**THE DATA:**
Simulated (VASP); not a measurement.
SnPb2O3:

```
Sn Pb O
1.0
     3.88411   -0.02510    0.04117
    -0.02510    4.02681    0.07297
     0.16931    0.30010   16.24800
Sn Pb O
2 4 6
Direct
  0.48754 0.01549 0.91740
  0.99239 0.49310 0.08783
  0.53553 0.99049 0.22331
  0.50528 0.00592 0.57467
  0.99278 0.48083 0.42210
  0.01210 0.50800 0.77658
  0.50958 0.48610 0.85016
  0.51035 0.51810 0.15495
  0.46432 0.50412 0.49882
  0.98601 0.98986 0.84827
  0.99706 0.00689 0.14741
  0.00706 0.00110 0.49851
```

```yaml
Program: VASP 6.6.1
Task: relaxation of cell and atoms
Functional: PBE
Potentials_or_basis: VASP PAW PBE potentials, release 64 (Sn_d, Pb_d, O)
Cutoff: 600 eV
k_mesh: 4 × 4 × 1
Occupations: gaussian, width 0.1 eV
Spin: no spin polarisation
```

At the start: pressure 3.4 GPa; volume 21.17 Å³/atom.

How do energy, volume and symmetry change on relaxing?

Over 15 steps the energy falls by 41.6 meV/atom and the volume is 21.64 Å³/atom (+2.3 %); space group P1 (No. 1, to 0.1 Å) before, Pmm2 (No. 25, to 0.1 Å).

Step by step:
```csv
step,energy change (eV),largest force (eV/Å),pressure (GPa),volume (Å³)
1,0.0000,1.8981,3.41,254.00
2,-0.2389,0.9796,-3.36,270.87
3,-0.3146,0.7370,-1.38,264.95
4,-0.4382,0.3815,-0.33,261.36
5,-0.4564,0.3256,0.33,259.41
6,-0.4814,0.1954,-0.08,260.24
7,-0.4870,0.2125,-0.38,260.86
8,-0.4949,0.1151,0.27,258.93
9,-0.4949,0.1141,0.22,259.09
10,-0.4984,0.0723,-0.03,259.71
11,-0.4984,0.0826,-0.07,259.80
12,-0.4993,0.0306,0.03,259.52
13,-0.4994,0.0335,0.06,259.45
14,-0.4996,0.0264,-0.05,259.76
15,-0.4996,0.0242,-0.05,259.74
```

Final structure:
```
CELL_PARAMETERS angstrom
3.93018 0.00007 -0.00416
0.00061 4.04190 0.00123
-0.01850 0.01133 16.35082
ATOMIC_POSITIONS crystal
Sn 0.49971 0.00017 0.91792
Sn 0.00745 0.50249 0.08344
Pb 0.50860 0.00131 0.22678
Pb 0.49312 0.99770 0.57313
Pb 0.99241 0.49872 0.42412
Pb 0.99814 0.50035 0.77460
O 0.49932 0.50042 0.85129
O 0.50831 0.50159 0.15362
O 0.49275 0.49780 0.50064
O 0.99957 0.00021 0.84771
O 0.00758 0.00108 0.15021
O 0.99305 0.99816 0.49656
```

**ACTIVITY:** Only the lines from the start of the material through the line containing "How do energy, volume" should be repeated, and they should be repeated exactly.

**ANSWER BOX:**
Simulated (VASP); not a measurement.
SnPb2O3:

```
Sn Pb O
1.0
     3.88411   -0.02510    0.04117
    -0.02510    4.02681    0.07297
     0.16931    0.30010   16.24800
Sn Pb O
2 4 6
Direct
  0.48754 0.01549 0.91740
  0.99239 0.49310 0.08783
  0.53553 0.99049 0.22331
  0.50528 0.00592 0.57467
  0.99278 0.48083 0.42210
  0.01210 0.50800 0.77658
  0.50958 0.48610 0.85016
  0.51035 0.51810 0.15495
  0.46432 0.50412 0.49882
  0.98601 0.98986 0.84827
  0.99706 0.00689 0.14741
  0.00706 0.00110 0.49851
```

```yaml
Program: VASP 6.6.1
Task: relaxation of cell and atoms
Functional: PBE
Potentials_or_basis: VASP PAW PBE potentials, release 64 (Sn_d, Pb_d, O)
Cutoff: 600 eV
k_mesh: 4 × 4 × 1
Occupations: gaussian, width 0.1 eV
Spin: no spin polarisation
```

At the start: pressure 3.4 GPa; volume 21.17 Å³/atom.

How do energy, volume and symmetry change on relaxing?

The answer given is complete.